> _Work task_
Each record needs to be echoed exactly; can you do that?

+ + + + + + +
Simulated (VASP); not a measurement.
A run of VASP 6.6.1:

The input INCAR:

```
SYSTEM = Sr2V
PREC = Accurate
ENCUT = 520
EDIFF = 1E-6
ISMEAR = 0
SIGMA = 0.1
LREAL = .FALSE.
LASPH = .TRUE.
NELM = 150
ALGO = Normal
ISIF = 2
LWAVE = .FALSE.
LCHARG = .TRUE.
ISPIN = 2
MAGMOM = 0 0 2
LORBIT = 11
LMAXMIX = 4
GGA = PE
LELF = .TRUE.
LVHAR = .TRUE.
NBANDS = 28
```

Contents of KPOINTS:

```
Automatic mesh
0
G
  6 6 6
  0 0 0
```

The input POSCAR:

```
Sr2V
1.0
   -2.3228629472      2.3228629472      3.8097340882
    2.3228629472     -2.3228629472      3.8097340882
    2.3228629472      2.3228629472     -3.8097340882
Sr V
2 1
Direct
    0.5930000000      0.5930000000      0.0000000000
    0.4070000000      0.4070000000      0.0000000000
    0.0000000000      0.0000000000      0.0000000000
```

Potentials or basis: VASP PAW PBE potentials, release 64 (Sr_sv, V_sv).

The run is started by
+ + + + + + +

> _Exercise output_
Simulated (VASP); not a measurement.
A run of VASP 6.6.1:

The input INCAR:

```
SYSTEM = Sr2V
PREC = Accurate
ENCUT = 520
EDIFF = 1E-6
ISMEAR = 0
SIGMA = 0.1
LREAL = .FALSE.
LASPH = .TRUE.
NELM = 150
ALGO = Normal
ISIF = 2
LWAVE = .FALSE.
LCHARG = .TRUE.
ISPIN = 2
MAGMOM = 0 0 2
LORBIT = 11
LMAXMIX = 4
GGA = PE
LELF = .TRUE.
LVHAR = .TRUE.
NBANDS = 28
```

Contents of KPOINTS:

```
Automatic mesh
0
G
  6 6 6
  0 0 0
```

The input POSCAR:

```
Sr2V
1.0
   -2.3228629472      2.3228629472      3.8097340882
    2.3228629472     -2.3228629472      3.8097340882
    2.3228629472      2.3228629472     -3.8097340882
Sr V
2 1
Direct
    0.5930000000      0.5930000000      0.0000000000
    0.4070000000      0.4070000000      0.0000000000
    0.0000000000      0.0000000000      0.0000000000
```

Potentials or basis: VASP PAW PBE potentials, release 64 (Sr_sv, V_sv).

The run is started by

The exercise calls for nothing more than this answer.